-=-=-

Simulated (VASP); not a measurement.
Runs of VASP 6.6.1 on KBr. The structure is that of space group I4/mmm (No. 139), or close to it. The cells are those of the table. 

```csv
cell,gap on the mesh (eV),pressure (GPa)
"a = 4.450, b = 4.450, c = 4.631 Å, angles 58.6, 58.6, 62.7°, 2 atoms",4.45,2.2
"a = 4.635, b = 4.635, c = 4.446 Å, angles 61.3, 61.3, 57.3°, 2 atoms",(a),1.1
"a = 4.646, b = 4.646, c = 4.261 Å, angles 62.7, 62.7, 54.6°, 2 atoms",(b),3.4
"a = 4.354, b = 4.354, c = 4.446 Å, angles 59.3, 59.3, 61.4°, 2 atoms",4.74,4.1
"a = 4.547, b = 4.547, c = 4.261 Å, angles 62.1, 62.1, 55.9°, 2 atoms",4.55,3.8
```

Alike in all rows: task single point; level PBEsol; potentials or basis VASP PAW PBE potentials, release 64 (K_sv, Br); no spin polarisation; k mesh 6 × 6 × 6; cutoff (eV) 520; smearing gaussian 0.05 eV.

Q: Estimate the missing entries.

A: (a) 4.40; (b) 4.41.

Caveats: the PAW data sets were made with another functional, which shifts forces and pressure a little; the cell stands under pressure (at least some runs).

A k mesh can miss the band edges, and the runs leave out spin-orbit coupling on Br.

-=-=-

REQUIRED ACTION → Output the data exactly, from the first line through the line that holds "Caveats: the PAW", so that no later line appears.

YOUR SOLUTION →
Simulated (VASP); not a measurement.
Runs of VASP 6.6.1 on KBr. The structure is that of space group I4/mmm (No. 139), or close to it. The cells are those of the table. 

```csv
cell,gap on the mesh (eV),pressure (GPa)
"a = 4.450, b = 4.450, c = 4.631 Å, angles 58.6, 58.6, 62.7°, 2 atoms",4.45,2.2
"a = 4.635, b = 4.635, c = 4.446 Å, angles 61.3, 61.3, 57.3°, 2 atoms",(a),1.1
"a = 4.646, b = 4.646, c = 4.261 Å, angles 62.7, 62.7, 54.6°, 2 atoms",(b),3.4
"a = 4.354, b = 4.354, c = 4.446 Å, angles 59.3, 59.3, 61.4°, 2 atoms",4.74,4.1
"a = 4.547, b = 4.547, c = 4.261 Å, angles 62.1, 62.1, 55.9°, 2 atoms",4.55,3.8
```

Alike in all rows: task single point; level PBEsol; potentials or basis VASP PAW PBE potentials, release 64 (K_sv, Br); no spin polarisation; k mesh 6 × 6 × 6; cutoff (eV) 520; smearing gaussian 0.05 eV.

Q: Estimate the missing entries.

A: (a) 4.40; (b) 4.41.

Caveats: the PAW data sets were made with another functional, which shifts forces and pressure a little; the cell stands under pressure (at least some runs).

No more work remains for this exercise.